*Exercise*
Copy out the entries exactly, from the first line to the last.

[Start of Attachment]
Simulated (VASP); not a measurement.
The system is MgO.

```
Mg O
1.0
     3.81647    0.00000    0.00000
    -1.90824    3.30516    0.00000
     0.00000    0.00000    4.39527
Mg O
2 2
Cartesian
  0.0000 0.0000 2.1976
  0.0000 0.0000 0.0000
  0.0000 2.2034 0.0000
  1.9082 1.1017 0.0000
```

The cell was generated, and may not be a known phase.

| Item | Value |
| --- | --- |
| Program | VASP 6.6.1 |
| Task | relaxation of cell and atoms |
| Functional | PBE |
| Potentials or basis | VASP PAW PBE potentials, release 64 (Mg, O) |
[End of Attachment]

*Task answer*
Simulated (VASP); not a measurement.
The system is MgO.

```
Mg O
1.0
     3.81647    0.00000    0.00000
    -1.90824    3.30516    0.00000
     0.00000    0.00000    4.39527
Mg O
2 2
Cartesian
  0.0000 0.0000 2.1976
  0.0000 0.0000 0.0000
  0.0000 2.2034 0.0000
  1.9082 1.1017 0.0000
```

The cell was generated, and may not be a known phase.

| Item | Value |
| --- | --- |
| Program | VASP 6.6.1 |
| Task | relaxation of cell and atoms |
| Functional | PBE |
| Potentials or basis | VASP PAW PBE potentials, release 64 (Mg, O) |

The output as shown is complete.